==================================================

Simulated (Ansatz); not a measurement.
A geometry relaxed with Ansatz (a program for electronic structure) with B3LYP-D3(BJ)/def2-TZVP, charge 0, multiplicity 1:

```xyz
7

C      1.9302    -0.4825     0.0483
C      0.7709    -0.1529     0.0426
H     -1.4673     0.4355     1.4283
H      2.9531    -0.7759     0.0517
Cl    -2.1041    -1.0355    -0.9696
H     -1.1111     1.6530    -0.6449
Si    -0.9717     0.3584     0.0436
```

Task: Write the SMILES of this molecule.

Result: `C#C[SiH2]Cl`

==================================================

Give again, word for word, the lines of the listing, starting at its first line and ending with the line containing "Task: Write the SMILES of this molecule.".

[ANSWER BOX]
Simulated (Ansatz); not a measurement.
A geometry relaxed with Ansatz (a program for electronic structure) with B3LYP-D3(BJ)/def2-TZVP, charge 0, multiplicity 1:

```xyz
7

C      1.9302    -0.4825     0.0483
C      0.7709    -0.1529     0.0426
H     -1.4673     0.4355     1.4283
H      2.9531    -0.7759     0.0517
Cl    -2.1041    -1.0355    -0.9696
H     -1.1111     1.6530    -0.6449
Si    -0.9717     0.3584     0.0436
```

Task: Write the SMILES of this molecule.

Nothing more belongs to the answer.